# Recorded information:
····················

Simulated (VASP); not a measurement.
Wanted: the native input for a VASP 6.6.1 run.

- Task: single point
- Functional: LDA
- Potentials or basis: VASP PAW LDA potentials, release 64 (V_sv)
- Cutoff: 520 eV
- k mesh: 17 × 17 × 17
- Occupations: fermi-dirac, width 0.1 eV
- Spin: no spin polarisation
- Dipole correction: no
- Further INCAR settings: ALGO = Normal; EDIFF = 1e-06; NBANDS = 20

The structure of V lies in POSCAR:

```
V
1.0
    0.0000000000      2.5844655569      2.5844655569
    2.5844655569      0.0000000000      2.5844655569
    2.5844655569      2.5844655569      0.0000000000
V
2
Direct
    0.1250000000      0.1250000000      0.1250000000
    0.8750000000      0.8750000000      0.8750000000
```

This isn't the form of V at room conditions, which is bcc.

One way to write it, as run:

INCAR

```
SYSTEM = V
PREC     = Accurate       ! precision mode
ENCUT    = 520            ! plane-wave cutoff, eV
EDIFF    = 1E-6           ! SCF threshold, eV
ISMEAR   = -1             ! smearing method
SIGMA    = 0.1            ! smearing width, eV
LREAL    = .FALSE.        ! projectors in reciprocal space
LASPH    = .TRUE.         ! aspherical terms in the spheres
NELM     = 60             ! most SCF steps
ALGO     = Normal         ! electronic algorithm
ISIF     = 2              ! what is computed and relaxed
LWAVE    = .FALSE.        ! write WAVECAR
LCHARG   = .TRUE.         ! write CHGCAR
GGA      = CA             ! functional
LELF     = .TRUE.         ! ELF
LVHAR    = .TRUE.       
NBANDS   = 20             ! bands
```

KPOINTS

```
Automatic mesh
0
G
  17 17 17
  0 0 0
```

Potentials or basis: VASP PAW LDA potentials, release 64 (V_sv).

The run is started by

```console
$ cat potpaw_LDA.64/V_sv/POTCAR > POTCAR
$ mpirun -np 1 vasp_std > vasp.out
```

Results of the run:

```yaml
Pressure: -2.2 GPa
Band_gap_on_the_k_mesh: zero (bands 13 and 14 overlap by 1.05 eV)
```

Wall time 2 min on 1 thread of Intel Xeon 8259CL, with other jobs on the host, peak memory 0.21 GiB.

····················

# Work item:
Your job is to print exactly the lines that run from the top of the entries through the line with "- k mesh: 17 × 17 × 17", and no others.

# Worked solution:
Simulated (VASP); not a measurement.
Wanted: the native input for a VASP 6.6.1 run.

- Task: single point
- Functional: LDA
- Potentials or basis: VASP PAW LDA potentials, release 64 (V_sv)
- Cutoff: 520 eV
- k mesh: 17 × 17 × 17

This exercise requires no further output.